• **ACTIVITY**:
Write out the full set of records below exactly.

================

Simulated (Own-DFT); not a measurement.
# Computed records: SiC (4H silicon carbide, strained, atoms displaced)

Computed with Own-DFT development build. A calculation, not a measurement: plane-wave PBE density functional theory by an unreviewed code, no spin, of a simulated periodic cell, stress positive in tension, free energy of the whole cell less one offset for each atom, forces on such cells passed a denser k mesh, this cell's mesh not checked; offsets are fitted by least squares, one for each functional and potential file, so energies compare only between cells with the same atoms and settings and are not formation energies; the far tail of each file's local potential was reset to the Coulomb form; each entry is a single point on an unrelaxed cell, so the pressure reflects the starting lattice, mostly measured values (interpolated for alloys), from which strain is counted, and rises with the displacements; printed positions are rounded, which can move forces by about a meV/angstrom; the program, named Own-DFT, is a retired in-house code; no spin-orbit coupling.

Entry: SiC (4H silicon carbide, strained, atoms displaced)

================

• **RESPONSE BOX**:
Simulated (Own-DFT); not a measurement.
# Computed records: SiC (4H silicon carbide, strained, atoms displaced)

Computed with Own-DFT development build. A calculation, not a measurement: plane-wave PBE density functional theory by an unreviewed code, no spin, of a simulated periodic cell, stress positive in tension, free energy of the whole cell less one offset for each atom, forces on such cells passed a denser k mesh, this cell's mesh not checked; offsets are fitted by least squares, one for each functional and potential file, so energies compare only between cells with the same atoms and settings and are not formation energies; the far tail of each file's local potential was reset to the Coulomb form; each entry is a single point on an unrelaxed cell, so the pressure reflects the starting lattice, mostly measured values (interpolated for alloys), from which strain is counted, and rises with the displacements; printed positions are rounded, which can move forces by about a meV/angstrom; the program, named Own-DFT, is a retired in-house code; no spin-orbit coupling.

Entry: SiC (4H silicon carbide, strained, atoms displaced)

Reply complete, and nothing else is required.